§ §
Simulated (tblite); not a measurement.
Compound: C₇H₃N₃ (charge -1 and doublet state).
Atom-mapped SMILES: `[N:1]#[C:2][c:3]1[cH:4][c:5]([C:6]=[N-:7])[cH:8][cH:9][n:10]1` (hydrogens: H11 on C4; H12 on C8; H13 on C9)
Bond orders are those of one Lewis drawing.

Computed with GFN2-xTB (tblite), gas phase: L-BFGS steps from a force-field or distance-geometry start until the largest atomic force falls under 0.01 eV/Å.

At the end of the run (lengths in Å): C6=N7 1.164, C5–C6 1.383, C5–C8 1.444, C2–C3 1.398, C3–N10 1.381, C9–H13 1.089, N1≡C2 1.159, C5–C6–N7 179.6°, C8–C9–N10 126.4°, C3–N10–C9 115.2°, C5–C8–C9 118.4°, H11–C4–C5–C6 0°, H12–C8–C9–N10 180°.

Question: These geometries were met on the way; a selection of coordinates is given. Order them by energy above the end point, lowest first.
§ §

Assignment: In your answer, reproduce every entry exactly as it was written.

Your response:
Simulated (tblite); not a measurement.
Compound: C₇H₃N₃ (charge -1 and doublet state).
Atom-mapped SMILES: `[N:1]#[C:2][c:3]1[cH:4][c:5]([C:6]=[N-:7])[cH:8][cH:9][n:10]1` (hydrogens: H11 on C4; H12 on C8; H13 on C9)
Bond orders are those of one Lewis drawing.

Computed with GFN2-xTB (tblite), gas phase: L-BFGS steps from a force-field or distance-geometry start until the largest atomic force falls under 0.01 eV/Å.

At the end of the run (lengths in Å): C6=N7 1.164, C5–C6 1.383, C5–C8 1.444, C2–C3 1.398, C3–N10 1.381, C9–H13 1.089, N1≡C2 1.159, C5–C6–N7 179.6°, C8–C9–N10 126.4°, C3–N10–C9 115.2°, C5–C8–C9 118.4°, H11–C4–C5–C6 0°, H12–C8–C9–N10 180°.

Question: These geometries were met on the way; a selection of coordinates is given. Order them by energy above the end point, lowest first.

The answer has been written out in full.